» ASSIGNED TASK
Output only the lines below that start at the line containing "Total DOS (both" and end at the line containing "(E (eV), states/eV/cell): (-7.80, 1.87);", with both ends kept.

*** DATA ***
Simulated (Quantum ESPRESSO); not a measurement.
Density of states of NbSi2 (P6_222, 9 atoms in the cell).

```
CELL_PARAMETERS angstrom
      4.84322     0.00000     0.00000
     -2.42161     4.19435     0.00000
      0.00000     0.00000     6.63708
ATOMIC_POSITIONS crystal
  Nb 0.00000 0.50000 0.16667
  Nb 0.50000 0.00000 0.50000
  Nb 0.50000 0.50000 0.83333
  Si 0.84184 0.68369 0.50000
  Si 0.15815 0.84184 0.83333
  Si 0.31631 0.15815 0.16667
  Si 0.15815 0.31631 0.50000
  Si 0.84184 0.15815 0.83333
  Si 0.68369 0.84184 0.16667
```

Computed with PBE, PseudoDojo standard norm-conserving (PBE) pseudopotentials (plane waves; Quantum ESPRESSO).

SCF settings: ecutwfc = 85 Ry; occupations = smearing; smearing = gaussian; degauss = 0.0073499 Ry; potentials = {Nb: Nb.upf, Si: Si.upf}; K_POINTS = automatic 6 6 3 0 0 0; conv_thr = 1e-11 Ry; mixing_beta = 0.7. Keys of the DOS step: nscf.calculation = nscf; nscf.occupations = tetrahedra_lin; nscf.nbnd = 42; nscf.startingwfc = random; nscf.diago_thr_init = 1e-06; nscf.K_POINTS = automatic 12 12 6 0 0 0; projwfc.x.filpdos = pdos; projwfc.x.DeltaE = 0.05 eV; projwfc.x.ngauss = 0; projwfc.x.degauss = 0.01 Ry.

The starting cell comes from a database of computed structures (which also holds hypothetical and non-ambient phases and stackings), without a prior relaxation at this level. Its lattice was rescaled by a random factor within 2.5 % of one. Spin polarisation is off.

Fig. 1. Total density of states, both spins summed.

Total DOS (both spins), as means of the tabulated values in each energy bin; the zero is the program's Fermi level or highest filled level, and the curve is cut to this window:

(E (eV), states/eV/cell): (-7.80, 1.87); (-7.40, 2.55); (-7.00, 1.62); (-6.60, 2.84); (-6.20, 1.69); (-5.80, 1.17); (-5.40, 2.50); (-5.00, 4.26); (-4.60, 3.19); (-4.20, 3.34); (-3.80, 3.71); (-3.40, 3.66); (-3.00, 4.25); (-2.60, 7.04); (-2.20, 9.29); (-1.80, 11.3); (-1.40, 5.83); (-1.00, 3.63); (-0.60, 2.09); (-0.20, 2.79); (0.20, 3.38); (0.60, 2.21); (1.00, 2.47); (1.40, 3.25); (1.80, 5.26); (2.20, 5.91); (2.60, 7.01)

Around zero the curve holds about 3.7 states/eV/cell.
*** End of DATA ***

» TASK RESPONSE
Total DOS (both spins), as means of the tabulated values in each energy bin; the zero is the program's Fermi level or highest filled level, and the curve is cut to this window:

(E (eV), states/eV/cell): (-7.80, 1.87); (-7.40, 2.55); (-7.00, 1.62); (-6.60, 2.84); (-6.20, 1.69); (-5.80, 1.17); (-5.40, 2.50); (-5.00, 4.26); (-4.60, 3.19); (-4.20, 3.34); (-3.80, 3.71); (-3.40, 3.66); (-3.00, 4.25); (-2.60, 7.04); (-2.20, 9.29); (-1.80, 11.3); (-1.40, 5.83); (-1.00, 3.63); (-0.60, 2.09); (-0.20, 2.79); (0.20, 3.38); (0.60, 2.21); (1.00, 2.47); (1.40, 3.25); (1.80, 5.26); (2.20, 5.91); (2.60, 7.01)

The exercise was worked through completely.